* Assigned task
The answer consists solely of the listing's lines from the first through the line containing "Answer: Band gap", each reproduced exactly.

* Excerpted data
──────

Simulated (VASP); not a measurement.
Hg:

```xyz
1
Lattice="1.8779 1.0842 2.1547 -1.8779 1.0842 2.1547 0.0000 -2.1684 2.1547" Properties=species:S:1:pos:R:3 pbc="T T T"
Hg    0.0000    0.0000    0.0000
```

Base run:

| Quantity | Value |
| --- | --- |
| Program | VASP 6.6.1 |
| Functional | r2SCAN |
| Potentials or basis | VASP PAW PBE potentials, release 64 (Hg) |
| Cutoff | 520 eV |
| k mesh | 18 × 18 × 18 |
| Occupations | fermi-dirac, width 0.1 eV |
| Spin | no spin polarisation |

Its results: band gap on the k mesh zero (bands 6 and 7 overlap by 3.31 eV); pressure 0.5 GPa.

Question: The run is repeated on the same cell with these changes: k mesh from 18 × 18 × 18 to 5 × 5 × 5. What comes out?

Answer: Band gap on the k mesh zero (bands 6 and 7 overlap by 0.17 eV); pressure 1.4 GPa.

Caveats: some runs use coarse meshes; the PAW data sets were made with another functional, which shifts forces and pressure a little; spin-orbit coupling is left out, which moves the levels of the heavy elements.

──────

* Answer section
Simulated (VASP); not a measurement.
Hg:

```xyz
1
Lattice="1.8779 1.0842 2.1547 -1.8779 1.0842 2.1547 0.0000 -2.1684 2.1547" Properties=species:S:1:pos:R:3 pbc="T T T"
Hg    0.0000    0.0000    0.0000
```

Base run:

| Quantity | Value |
| --- | --- |
| Program | VASP 6.6.1 |
| Functional | r2SCAN |
| Potentials or basis | VASP PAW PBE potentials, release 64 (Hg) |
| Cutoff | 520 eV |
| k mesh | 18 × 18 × 18 |
| Occupations | fermi-dirac, width 0.1 eV |
| Spin | no spin polarisation |

Its results: band gap on the k mesh zero (bands 6 and 7 overlap by 3.31 eV); pressure 0.5 GPa.

Question: The run is repeated on the same cell with these changes: k mesh from 18 × 18 × 18 to 5 × 5 × 5. What comes out?

Answer: Band gap on the k mesh zero (bands 6 and 7 overlap by 0.17 eV); pressure 1.4 GPa.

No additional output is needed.